## Exercise:
Word for word, transcribe the material below from its first line to the line with "Geometry: optimised at", both included.

::: Material shown
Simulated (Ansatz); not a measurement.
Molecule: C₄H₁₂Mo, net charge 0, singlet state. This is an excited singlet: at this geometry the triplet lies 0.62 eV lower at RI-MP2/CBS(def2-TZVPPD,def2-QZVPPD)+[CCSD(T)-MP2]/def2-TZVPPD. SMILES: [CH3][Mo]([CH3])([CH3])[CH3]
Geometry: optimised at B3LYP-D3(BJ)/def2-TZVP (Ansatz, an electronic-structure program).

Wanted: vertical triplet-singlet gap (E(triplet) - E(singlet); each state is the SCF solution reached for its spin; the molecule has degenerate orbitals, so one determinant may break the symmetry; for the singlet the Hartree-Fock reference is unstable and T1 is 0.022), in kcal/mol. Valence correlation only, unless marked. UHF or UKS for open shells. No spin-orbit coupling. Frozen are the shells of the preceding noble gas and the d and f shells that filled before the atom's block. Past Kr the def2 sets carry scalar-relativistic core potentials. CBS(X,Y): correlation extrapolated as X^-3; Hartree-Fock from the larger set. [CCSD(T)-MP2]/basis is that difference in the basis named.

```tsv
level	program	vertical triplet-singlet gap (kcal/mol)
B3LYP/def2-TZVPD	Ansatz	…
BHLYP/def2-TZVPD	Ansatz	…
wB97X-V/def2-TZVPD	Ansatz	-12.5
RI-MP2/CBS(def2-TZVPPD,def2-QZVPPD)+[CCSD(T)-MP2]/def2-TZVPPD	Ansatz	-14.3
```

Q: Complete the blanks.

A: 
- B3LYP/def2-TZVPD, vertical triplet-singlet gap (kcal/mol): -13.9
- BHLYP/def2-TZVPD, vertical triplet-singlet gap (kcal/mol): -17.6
::::::

## Answer box:
Simulated (Ansatz); not a measurement.
Molecule: C₄H₁₂Mo, net charge 0, singlet state. This is an excited singlet: at this geometry the triplet lies 0.62 eV lower at RI-MP2/CBS(def2-TZVPPD,def2-QZVPPD)+[CCSD(T)-MP2]/def2-TZVPPD. SMILES: [CH3][Mo]([CH3])([CH3])[CH3]
Geometry: optimised at B3LYP-D3(BJ)/def2-TZVP (Ansatz, an electronic-structure program).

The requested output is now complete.